_DATA SUPPLIED_
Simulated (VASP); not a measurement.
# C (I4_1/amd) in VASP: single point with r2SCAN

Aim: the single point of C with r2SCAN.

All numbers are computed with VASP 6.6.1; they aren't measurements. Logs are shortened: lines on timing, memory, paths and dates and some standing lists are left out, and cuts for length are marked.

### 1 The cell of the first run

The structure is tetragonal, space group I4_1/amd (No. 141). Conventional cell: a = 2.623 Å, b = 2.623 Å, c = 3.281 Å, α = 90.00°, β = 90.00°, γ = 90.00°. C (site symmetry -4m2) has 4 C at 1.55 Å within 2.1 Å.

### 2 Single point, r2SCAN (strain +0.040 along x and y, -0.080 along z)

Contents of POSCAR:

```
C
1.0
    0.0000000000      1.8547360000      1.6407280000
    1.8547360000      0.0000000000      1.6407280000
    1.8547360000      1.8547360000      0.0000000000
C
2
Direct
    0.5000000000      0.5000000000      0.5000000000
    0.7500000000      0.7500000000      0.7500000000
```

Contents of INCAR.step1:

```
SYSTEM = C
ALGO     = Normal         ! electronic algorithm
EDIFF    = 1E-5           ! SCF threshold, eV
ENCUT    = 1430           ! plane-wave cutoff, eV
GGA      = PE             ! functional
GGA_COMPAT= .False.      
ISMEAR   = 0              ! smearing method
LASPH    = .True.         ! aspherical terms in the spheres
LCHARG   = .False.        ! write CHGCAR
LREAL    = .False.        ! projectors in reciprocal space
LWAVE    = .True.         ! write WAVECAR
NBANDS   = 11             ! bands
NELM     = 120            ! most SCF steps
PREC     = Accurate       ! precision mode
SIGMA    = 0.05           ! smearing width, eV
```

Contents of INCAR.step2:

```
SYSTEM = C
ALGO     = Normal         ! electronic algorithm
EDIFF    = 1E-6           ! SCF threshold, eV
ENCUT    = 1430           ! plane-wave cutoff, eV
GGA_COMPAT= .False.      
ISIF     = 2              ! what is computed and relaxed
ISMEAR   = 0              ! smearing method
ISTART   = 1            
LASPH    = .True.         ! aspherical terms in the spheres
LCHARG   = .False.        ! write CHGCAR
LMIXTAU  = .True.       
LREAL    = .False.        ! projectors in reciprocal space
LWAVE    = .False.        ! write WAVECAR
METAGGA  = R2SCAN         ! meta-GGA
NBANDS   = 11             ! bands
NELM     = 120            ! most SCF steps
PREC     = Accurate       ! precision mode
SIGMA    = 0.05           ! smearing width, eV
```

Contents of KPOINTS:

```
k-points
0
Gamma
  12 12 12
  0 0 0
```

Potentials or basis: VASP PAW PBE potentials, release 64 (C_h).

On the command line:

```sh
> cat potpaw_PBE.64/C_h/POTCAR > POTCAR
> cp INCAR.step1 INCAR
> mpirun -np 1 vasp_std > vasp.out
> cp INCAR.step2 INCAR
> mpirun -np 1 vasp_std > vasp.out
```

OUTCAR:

_WORK REQUEST_
Taking the records from the top, repeat each line exactly until you have repeated the line that contains "Aim: the single point of C with r2SCAN.".

_EXERCISE ANSWER_
Simulated (VASP); not a measurement.
# C (I4_1/amd) in VASP: single point with r2SCAN

Aim: the single point of C with r2SCAN.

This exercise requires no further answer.